▸ Work instruction
Whatever the records hold, copy it exactly and completely.

▸ Data listing
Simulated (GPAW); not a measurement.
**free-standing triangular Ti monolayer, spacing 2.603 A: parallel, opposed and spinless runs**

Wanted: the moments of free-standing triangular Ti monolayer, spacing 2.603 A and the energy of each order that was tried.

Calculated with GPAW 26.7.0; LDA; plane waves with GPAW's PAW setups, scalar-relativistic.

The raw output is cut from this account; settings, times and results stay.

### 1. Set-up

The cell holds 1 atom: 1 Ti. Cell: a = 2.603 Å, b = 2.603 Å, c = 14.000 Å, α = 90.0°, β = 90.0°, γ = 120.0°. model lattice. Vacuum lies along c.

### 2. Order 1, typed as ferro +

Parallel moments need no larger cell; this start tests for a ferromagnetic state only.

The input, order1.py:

▸ Worked solution
Simulated (GPAW); not a measurement.
**free-standing triangular Ti monolayer, spacing 2.603 A: parallel, opposed and spinless runs**

Wanted: the moments of free-standing triangular Ti monolayer, spacing 2.603 A and the energy of each order that was tried.

Calculated with GPAW 26.7.0; LDA; plane waves with GPAW's PAW setups, scalar-relativistic.

The raw output is cut from this account; settings, times and results stay.

### 1. Set-up

The cell holds 1 atom: 1 Ti. Cell: a = 2.603 Å, b = 2.603 Å, c = 14.000 Å, α = 90.0°, β = 90.0°, γ = 120.0°. model lattice. Vacuum lies along c.

### 2. Order 1, typed as ferro +

Parallel moments need no larger cell; this start tests for a ferromagnetic state only.

The input, order1.py:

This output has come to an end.